> [Data supplied]:
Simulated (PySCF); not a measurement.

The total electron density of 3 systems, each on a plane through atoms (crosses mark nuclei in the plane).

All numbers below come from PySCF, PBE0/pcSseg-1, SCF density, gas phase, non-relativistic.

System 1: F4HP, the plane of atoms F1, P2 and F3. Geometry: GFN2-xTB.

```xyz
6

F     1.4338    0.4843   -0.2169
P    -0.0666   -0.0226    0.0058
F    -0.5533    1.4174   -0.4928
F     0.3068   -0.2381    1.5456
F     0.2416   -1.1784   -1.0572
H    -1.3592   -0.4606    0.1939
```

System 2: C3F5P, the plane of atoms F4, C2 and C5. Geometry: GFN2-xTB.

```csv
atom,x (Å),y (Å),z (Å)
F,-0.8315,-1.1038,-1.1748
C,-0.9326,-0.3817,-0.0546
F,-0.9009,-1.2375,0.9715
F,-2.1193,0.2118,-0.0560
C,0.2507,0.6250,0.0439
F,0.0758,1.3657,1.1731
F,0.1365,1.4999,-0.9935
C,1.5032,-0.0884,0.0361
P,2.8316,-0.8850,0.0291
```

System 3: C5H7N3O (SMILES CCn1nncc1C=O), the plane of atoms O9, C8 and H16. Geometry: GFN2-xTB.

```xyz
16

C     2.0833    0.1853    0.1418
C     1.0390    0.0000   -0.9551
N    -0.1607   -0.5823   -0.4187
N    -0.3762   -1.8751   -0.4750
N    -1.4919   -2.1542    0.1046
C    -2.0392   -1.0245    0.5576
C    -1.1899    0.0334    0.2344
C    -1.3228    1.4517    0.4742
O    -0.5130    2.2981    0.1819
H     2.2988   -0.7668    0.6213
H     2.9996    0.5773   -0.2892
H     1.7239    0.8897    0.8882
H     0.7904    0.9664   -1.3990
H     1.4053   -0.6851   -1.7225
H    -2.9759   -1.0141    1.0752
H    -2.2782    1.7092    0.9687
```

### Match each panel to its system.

> [Brief]:
From the first line of the listing above through the line that contains "System 1: F4HP, the", retype every line exactly, and write nothing else.

> [Worked solution]:
Simulated (PySCF); not a measurement.

The total electron density of 3 systems, each on a plane through atoms (crosses mark nuclei in the plane).

All numbers below come from PySCF, PBE0/pcSseg-1, SCF density, gas phase, non-relativistic.

System 1: F4HP, the plane of atoms F1, P2 and F3. Geometry: GFN2-xTB.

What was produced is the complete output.